DATA EXCERPTS
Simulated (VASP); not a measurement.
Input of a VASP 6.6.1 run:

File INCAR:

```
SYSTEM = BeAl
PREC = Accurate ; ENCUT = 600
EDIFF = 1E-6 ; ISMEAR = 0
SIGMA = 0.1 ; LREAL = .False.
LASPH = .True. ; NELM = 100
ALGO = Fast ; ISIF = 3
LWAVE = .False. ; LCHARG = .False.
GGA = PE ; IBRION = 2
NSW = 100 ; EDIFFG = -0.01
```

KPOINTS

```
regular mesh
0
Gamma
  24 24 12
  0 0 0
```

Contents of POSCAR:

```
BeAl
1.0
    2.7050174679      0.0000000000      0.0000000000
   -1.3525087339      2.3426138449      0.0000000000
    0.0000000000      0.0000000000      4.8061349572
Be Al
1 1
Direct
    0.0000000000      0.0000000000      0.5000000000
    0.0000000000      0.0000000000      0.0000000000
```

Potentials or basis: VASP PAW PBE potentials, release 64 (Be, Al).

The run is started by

WORK ORDER
Could you give the data above again, exact in every line?

EXERCISE OUTPUT
Simulated (VASP); not a measurement.
Input of a VASP 6.6.1 run:

File INCAR:

```
SYSTEM = BeAl
PREC = Accurate ; ENCUT = 600
EDIFF = 1E-6 ; ISMEAR = 0
SIGMA = 0.1 ; LREAL = .False.
LASPH = .True. ; NELM = 100
ALGO = Fast ; ISIF = 3
LWAVE = .False. ; LCHARG = .False.
GGA = PE ; IBRION = 2
NSW = 100 ; EDIFFG = -0.01
```

KPOINTS

```
regular mesh
0
Gamma
  24 24 12
  0 0 0
```

Contents of POSCAR:

```
BeAl
1.0
    2.7050174679      0.0000000000      0.0000000000
   -1.3525087339      2.3426138449      0.0000000000
    0.0000000000      0.0000000000      4.8061349572
Be Al
1 1
Direct
    0.0000000000      0.0000000000      0.5000000000
    0.0000000000      0.0000000000      0.0000000000
```

Potentials or basis: VASP PAW PBE potentials, release 64 (Be, Al).

The run is started by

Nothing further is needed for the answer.